Every line from the one containing "The results are computed with GPAW 26.7.0." to the one containing "CH3BO2: 7 atoms, total" in the records below, both included, must be set down exactly, and no other line.

─── The data

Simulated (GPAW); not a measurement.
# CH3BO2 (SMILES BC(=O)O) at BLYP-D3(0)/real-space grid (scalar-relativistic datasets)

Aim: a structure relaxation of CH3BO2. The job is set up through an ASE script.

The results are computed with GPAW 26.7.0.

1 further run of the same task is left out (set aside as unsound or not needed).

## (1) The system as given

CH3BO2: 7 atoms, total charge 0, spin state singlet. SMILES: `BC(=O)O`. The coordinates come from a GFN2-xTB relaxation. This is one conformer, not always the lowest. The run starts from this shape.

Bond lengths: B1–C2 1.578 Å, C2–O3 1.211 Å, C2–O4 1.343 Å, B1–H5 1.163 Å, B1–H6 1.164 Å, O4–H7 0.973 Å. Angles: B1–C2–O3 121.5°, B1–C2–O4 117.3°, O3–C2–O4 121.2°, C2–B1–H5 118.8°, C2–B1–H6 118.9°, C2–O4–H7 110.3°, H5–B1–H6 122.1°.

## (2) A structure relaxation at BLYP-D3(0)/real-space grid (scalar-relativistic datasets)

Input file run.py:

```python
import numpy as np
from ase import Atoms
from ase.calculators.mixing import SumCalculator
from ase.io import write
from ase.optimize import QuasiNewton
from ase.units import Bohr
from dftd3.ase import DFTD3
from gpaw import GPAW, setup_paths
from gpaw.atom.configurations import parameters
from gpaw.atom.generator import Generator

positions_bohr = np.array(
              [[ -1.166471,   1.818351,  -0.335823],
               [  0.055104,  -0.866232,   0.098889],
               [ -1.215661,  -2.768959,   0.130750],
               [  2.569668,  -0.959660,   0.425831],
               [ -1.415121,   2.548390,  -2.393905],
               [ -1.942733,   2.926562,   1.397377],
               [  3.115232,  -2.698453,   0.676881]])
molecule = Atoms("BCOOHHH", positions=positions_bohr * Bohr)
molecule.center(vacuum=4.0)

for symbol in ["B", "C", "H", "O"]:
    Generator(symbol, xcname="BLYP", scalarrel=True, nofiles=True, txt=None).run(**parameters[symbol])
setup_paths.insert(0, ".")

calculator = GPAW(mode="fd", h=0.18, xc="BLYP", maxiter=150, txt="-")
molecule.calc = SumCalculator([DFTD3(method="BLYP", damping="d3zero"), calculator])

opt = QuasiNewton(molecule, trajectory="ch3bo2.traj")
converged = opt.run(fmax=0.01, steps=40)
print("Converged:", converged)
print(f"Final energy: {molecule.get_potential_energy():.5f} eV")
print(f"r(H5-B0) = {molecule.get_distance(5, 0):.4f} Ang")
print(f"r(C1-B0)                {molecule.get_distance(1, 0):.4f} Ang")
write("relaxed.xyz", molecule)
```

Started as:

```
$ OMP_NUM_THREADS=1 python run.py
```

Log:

──────

• [Task result]
The results are computed with GPAW 26.7.0.

1 further run of the same task is left out (set aside as unsound or not needed).

## (1) The system as given

CH3BO2: 7 atoms, total charge 0, spin state singlet. SMILES: `BC(=O)O`. The coordinates come from a GFN2-xTB relaxation. This is one conformer, not always the lowest. The run starts from this shape.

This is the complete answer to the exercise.